_WORK ORDER:_ Reproduce the data in its entirety, exactly as written.

--*--
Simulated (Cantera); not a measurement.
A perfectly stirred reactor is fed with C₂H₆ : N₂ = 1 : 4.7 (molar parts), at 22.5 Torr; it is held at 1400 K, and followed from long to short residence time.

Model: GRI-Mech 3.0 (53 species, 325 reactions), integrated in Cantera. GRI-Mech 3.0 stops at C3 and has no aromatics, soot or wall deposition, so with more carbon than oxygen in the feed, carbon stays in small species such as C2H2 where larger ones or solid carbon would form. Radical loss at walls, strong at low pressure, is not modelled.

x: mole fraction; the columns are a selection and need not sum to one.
--*--

_RESPONSE:_
Simulated (Cantera); not a measurement.
A perfectly stirred reactor is fed with C₂H₆ : N₂ = 1 : 4.7 (molar parts), at 22.5 Torr; it is held at 1400 K, and followed from long to short residence time.

Model: GRI-Mech 3.0 (53 species, 325 reactions), integrated in Cantera. GRI-Mech 3.0 stops at C3 and has no aromatics, soot or wall deposition, so with more carbon than oxygen in the feed, carbon stays in small species such as C2H2 where larger ones or solid carbon would form. Radical loss at walls, strong at low pressure, is not modelled.

x: mole fraction; the columns are a selection and need not sum to one.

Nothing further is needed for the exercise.